▼

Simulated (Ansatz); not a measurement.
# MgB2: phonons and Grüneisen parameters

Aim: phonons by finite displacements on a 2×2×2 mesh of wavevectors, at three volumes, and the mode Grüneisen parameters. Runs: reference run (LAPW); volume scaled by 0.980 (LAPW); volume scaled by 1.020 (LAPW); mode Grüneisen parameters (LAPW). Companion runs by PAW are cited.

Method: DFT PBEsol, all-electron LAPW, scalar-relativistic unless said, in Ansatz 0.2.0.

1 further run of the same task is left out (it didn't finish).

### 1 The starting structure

▲

§ **Action item**: An exact copy of all the records is what is needed here.

§ **Task solution**:
Simulated (Ansatz); not a measurement.
# MgB2: phonons and Grüneisen parameters

Aim: phonons by finite displacements on a 2×2×2 mesh of wavevectors, at three volumes, and the mode Grüneisen parameters. Runs: reference run (LAPW); volume scaled by 0.980 (LAPW); volume scaled by 1.020 (LAPW); mode Grüneisen parameters (LAPW). Companion runs by PAW are cited.

Method: DFT PBEsol, all-electron LAPW, scalar-relativistic unless said, in Ansatz 0.2.0.

1 further run of the same task is left out (it didn't finish).

### 1 The starting structure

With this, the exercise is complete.